Work task
Please repeat the listing exactly, starting at its first line and stopping after the line that contains "In a crystal, neighbours".

Data under study
☆ ☆ ☆ ☆ ☆ ☆ ☆
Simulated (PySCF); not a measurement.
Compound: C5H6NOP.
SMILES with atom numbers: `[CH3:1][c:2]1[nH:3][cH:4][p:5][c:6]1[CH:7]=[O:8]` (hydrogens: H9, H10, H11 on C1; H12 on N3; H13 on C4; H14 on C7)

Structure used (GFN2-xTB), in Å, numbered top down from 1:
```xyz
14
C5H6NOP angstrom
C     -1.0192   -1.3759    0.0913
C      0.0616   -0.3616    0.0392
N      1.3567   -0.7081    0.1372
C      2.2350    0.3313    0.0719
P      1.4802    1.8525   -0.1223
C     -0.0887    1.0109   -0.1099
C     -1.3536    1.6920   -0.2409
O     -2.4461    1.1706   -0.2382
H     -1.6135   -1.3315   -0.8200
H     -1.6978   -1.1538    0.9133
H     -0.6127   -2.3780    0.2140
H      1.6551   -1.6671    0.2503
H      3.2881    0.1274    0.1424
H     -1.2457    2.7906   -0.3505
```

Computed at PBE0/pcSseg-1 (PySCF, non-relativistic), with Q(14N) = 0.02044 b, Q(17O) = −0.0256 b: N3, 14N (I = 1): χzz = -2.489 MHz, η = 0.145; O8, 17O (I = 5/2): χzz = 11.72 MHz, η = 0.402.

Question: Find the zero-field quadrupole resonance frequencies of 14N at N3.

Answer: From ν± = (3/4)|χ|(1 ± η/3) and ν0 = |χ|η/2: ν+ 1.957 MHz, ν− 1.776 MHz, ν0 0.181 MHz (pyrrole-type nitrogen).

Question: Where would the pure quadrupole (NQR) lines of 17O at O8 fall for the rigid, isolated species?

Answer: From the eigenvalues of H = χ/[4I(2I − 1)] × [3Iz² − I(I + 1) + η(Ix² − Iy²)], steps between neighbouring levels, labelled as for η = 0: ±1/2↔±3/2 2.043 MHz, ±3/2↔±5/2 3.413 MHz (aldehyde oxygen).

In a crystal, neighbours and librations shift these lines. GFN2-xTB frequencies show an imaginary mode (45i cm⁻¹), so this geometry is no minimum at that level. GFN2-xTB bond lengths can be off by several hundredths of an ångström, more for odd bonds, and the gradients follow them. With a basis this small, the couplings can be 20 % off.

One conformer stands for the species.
☆ ☆ ☆ ☆ ☆ ☆ ☆

Task output
Simulated (PySCF); not a measurement.
Compound: C5H6NOP.
SMILES with atom numbers: `[CH3:1][c:2]1[nH:3][cH:4][p:5][c:6]1[CH:7]=[O:8]` (hydrogens: H9, H10, H11 on C1; H12 on N3; H13 on C4; H14 on C7)

Structure used (GFN2-xTB), in Å, numbered top down from 1:
```xyz
14
C5H6NOP angstrom
C     -1.0192   -1.3759    0.0913
C      0.0616   -0.3616    0.0392
N      1.3567   -0.7081    0.1372
C      2.2350    0.3313    0.0719
P      1.4802    1.8525   -0.1223
C     -0.0887    1.0109   -0.1099
C     -1.3536    1.6920   -0.2409
O     -2.4461    1.1706   -0.2382
H     -1.6135   -1.3315   -0.8200
H     -1.6978   -1.1538    0.9133
H     -0.6127   -2.3780    0.2140
H      1.6551   -1.6671    0.2503
H      3.2881    0.1274    0.1424
H     -1.2457    2.7906   -0.3505
```

Computed at PBE0/pcSseg-1 (PySCF, non-relativistic), with Q(14N) = 0.02044 b, Q(17O) = −0.0256 b: N3, 14N (I = 1): χzz = -2.489 MHz, η = 0.145; O8, 17O (I = 5/2): χzz = 11.72 MHz, η = 0.402.

Question: Find the zero-field quadrupole resonance frequencies of 14N at N3.

Answer: From ν± = (3/4)|χ|(1 ± η/3) and ν0 = |χ|η/2: ν+ 1.957 MHz, ν− 1.776 MHz, ν0 0.181 MHz (pyrrole-type nitrogen).

Question: Where would the pure quadrupole (NQR) lines of 17O at O8 fall for the rigid, isolated species?

Answer: From the eigenvalues of H = χ/[4I(2I − 1)] × [3Iz² − I(I + 1) + η(Ix² − Iy²)], steps between neighbouring levels, labelled as for η = 0: ±1/2↔±3/2 2.043 MHz, ±3/2↔±5/2 3.413 MHz (aldehyde oxygen).

In a crystal, neighbours and librations shift these lines. GFN2-xTB frequencies show an imaginary mode (45i cm⁻¹), so this geometry is no minimum at that level. GFN2-xTB bond lengths can be off by several hundredths of an ångström, more for odd bonds, and the gradients follow them. With a basis this small, the couplings can be 20 % off.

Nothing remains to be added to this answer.